WORK ORDER ▸
A precise repetition of every line below is the required answer.

DATASET RECORDS ▸
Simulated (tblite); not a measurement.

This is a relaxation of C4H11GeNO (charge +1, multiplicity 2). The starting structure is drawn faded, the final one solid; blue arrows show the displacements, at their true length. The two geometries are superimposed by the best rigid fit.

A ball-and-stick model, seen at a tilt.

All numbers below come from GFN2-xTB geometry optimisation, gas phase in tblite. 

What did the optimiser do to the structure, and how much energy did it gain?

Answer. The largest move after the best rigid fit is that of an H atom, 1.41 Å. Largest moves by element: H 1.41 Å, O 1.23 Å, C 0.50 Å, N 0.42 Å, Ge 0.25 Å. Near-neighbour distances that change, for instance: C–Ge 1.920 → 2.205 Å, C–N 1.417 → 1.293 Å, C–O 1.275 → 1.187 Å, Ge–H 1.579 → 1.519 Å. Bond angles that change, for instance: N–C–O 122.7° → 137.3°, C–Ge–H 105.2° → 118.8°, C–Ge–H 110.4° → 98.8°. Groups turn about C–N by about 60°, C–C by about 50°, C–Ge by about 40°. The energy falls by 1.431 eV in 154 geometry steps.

ANSWER SPACE ▸
Simulated (tblite); not a measurement.

This is a relaxation of C4H11GeNO (charge +1, multiplicity 2). The starting structure is drawn faded, the final one solid; blue arrows show the displacements, at their true length. The two geometries are superimposed by the best rigid fit.

A ball-and-stick model, seen at a tilt.

All numbers below come from GFN2-xTB geometry optimisation, gas phase in tblite. 

What did the optimiser do to the structure, and how much energy did it gain?

Answer. The largest move after the best rigid fit is that of an H atom, 1.41 Å. Largest moves by element: H 1.41 Å, O 1.23 Å, C 0.50 Å, N 0.42 Å, Ge 0.25 Å. Near-neighbour distances that change, for instance: C–Ge 1.920 → 2.205 Å, C–N 1.417 → 1.293 Å, C–O 1.275 → 1.187 Å, Ge–H 1.579 → 1.519 Å. Bond angles that change, for instance: N–C–O 122.7° → 137.3°, C–Ge–H 105.2° → 118.8°, C–Ge–H 110.4° → 98.8°. Groups turn about C–N by about 60°, C–C by about 50°, C–Ge by about 40°. The energy falls by 1.431 eV in 154 geometry steps.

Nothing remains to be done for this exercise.